* [BRIEF]: After finding the line with "(2) What does" in the entries below, retype exactly each line from there through the line with "(2) 2.02 eV, indirect", including that final line.

▶

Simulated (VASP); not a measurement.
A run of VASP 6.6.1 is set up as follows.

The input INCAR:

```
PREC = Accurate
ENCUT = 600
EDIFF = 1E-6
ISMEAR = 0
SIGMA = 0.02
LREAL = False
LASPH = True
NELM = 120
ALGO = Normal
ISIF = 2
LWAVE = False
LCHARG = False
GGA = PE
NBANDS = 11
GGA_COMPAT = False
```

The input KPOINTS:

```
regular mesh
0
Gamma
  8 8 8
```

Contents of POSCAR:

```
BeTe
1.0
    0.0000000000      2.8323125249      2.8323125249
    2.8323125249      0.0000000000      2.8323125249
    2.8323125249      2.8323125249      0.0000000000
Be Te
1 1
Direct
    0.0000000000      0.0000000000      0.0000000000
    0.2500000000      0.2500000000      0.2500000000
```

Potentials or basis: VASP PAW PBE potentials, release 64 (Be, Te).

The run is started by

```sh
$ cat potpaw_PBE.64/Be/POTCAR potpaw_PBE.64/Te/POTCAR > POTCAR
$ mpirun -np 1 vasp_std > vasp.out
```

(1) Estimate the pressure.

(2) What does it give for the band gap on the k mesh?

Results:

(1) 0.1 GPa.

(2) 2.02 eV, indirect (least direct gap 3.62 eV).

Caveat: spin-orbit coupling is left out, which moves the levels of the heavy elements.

◀

* [EXERCISE SOLUTION]:
(2) What does it give for the band gap on the k mesh?

Results:

(1) 0.1 GPa.

(2) 2.02 eV, indirect (least direct gap 3.62 eV).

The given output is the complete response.